Return all of the material, keeping each line exactly as it is.

*** Material supplied

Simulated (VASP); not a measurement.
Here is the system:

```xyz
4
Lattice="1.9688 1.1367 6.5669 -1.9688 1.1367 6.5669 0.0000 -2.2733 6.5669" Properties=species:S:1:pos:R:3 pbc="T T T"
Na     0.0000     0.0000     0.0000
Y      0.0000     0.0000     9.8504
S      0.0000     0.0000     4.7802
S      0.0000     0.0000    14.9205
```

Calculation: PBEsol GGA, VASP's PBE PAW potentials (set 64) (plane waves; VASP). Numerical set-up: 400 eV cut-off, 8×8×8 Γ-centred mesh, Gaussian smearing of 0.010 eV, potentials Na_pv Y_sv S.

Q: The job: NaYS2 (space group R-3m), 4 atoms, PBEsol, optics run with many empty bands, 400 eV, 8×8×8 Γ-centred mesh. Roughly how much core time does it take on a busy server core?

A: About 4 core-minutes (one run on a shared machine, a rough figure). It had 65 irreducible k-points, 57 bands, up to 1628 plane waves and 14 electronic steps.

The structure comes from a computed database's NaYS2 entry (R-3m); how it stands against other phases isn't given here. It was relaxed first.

******

→ Exercise result:
Simulated (VASP); not a measurement.
Here is the system:

```xyz
4
Lattice="1.9688 1.1367 6.5669 -1.9688 1.1367 6.5669 0.0000 -2.2733 6.5669" Properties=species:S:1:pos:R:3 pbc="T T T"
Na     0.0000     0.0000     0.0000
Y      0.0000     0.0000     9.8504
S      0.0000     0.0000     4.7802
S      0.0000     0.0000    14.9205
```

Calculation: PBEsol GGA, VASP's PBE PAW potentials (set 64) (plane waves; VASP). Numerical set-up: 400 eV cut-off, 8×8×8 Γ-centred mesh, Gaussian smearing of 0.010 eV, potentials Na_pv Y_sv S.

Q: The job: NaYS2 (space group R-3m), 4 atoms, PBEsol, optics run with many empty bands, 400 eV, 8×8×8 Γ-centred mesh. Roughly how much core time does it take on a busy server core?

A: About 4 core-minutes (one run on a shared machine, a rough figure). It had 65 irreducible k-points, 57 bands, up to 1628 plane waves and 14 electronic steps.

The structure comes from a computed database's NaYS2 entry (R-3m); how it stands against other phases isn't given here. It was relaxed first.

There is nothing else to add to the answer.